START Data section

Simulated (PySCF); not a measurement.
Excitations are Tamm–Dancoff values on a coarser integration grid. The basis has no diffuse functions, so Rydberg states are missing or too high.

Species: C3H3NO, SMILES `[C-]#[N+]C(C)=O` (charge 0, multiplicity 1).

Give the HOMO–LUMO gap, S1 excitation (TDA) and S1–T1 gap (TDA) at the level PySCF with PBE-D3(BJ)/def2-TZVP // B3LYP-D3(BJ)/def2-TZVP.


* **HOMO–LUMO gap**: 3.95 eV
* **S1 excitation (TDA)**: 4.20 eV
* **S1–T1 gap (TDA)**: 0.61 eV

END Data section

> Required action
Your answer must be the lines from the first line of the records through the line containing "Species: C3H3NO, SMILES", copied exactly.

> Written response
Simulated (PySCF); not a measurement.
Excitations are Tamm–Dancoff values on a coarser integration grid. The basis has no diffuse functions, so Rydberg states are missing or too high.

Species: C3H3NO, SMILES `[C-]#[N+]C(C)=O` (charge 0, multiplicity 1).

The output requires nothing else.